• **REQUIRED ACTION**: Write out, word for word, every line in the data below from the one containing "(1) Estimate the band gap on the k mesh." to the one containing "(2) -0.6 GPa.", both of them included.

*** PROVIDED INFORMATION ***

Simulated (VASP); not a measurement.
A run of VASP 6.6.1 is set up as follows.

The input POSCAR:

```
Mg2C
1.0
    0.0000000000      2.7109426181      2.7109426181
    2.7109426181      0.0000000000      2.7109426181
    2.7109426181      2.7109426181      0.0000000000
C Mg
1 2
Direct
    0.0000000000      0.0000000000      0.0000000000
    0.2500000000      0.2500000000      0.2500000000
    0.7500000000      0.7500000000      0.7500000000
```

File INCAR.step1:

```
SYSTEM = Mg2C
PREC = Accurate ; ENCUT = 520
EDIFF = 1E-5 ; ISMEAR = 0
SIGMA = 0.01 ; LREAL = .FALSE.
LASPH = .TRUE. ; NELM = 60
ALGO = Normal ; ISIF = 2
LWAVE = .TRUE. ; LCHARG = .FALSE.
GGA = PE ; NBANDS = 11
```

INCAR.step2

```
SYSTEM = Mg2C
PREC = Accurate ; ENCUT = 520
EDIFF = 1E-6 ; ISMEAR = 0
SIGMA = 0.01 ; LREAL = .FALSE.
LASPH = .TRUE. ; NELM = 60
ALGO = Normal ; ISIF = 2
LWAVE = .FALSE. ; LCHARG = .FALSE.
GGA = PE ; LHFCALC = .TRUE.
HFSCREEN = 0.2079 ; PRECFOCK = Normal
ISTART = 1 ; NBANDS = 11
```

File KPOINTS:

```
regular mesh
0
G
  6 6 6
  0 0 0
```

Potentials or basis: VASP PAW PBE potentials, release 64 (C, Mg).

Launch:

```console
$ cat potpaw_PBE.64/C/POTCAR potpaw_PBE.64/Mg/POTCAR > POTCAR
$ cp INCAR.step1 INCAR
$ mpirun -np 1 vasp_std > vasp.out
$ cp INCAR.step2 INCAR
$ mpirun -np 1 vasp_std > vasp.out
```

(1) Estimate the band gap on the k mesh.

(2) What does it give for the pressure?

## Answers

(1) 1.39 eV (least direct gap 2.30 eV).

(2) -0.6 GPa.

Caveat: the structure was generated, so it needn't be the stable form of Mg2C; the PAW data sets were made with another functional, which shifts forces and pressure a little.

*** End of PROVIDED INFORMATION ***

• **WRITTEN SOLUTION**:
(1) Estimate the band gap on the k mesh.

(2) What does it give for the pressure?

## Answers

(1) 1.39 eV (least direct gap 2.30 eV).

(2) -0.6 GPa.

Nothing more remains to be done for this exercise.